Given entries →
BEGIN

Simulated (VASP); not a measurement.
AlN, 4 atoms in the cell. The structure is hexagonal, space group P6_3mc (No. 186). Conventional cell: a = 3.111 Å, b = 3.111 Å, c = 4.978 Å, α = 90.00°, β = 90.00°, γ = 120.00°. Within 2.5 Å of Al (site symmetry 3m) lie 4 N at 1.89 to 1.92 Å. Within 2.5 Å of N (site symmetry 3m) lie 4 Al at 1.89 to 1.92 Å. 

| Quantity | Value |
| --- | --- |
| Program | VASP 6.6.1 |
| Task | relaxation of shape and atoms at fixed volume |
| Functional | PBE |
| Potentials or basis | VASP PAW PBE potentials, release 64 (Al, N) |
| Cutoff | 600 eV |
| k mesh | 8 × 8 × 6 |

END

Assignment →
In full and exactly as written, repeat the data.

Response box →
Simulated (VASP); not a measurement.
AlN, 4 atoms in the cell. The structure is hexagonal, space group P6_3mc (No. 186). Conventional cell: a = 3.111 Å, b = 3.111 Å, c = 4.978 Å, α = 90.00°, β = 90.00°, γ = 120.00°. Within 2.5 Å of Al (site symmetry 3m) lie 4 N at 1.89 to 1.92 Å. Within 2.5 Å of N (site symmetry 3m) lie 4 Al at 1.89 to 1.92 Å. 

| Quantity | Value |
| --- | --- |
| Program | VASP 6.6.1 |
| Task | relaxation of shape and atoms at fixed volume |
| Functional | PBE |
| Potentials or basis | VASP PAW PBE potentials, release 64 (Al, N) |
| Cutoff | 600 eV |
| k mesh | 8 × 8 × 6 |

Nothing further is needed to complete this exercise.